___ Source data ___

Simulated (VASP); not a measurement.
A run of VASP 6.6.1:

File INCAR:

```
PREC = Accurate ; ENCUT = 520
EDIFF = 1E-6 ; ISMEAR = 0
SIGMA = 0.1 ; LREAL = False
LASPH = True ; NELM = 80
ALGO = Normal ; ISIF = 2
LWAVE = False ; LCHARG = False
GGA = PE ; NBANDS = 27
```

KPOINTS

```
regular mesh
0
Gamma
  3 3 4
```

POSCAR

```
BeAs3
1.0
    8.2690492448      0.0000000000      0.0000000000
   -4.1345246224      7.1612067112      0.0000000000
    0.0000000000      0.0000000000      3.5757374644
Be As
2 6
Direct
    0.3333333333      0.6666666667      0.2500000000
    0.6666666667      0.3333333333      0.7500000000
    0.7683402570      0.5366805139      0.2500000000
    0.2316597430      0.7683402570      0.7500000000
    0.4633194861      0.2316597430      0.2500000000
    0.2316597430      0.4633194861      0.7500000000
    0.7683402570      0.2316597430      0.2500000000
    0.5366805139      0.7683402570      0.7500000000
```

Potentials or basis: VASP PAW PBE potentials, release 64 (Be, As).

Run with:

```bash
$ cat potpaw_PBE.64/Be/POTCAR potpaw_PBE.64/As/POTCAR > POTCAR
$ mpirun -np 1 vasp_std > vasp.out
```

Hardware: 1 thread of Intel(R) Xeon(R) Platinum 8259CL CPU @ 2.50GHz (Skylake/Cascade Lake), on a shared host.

___

**Work request:**
Would you reproduce every record above exactly as it appears?

**Task solution:**
Simulated (VASP); not a measurement.
A run of VASP 6.6.1:

File INCAR:

```
PREC = Accurate ; ENCUT = 520
EDIFF = 1E-6 ; ISMEAR = 0
SIGMA = 0.1 ; LREAL = False
LASPH = True ; NELM = 80
ALGO = Normal ; ISIF = 2
LWAVE = False ; LCHARG = False
GGA = PE ; NBANDS = 27
```

KPOINTS

```
regular mesh
0
Gamma
  3 3 4
```

POSCAR

```
BeAs3
1.0
    8.2690492448      0.0000000000      0.0000000000
   -4.1345246224      7.1612067112      0.0000000000
    0.0000000000      0.0000000000      3.5757374644
Be As
2 6
Direct
    0.3333333333      0.6666666667      0.2500000000
    0.6666666667      0.3333333333      0.7500000000
    0.7683402570      0.5366805139      0.2500000000
    0.2316597430      0.7683402570      0.7500000000
    0.4633194861      0.2316597430      0.2500000000
    0.2316597430      0.4633194861      0.7500000000
    0.7683402570      0.2316597430      0.2500000000
    0.5366805139      0.7683402570      0.7500000000
```

Potentials or basis: VASP PAW PBE potentials, release 64 (Be, As).

Run with:

```bash
$ cat potpaw_PBE.64/Be/POTCAR potpaw_PBE.64/As/POTCAR > POTCAR
$ mpirun -np 1 vasp_std > vasp.out
```

Hardware: 1 thread of Intel(R) Xeon(R) Platinum 8259CL CPU @ 2.50GHz (Skylake/Cascade Lake), on a shared host.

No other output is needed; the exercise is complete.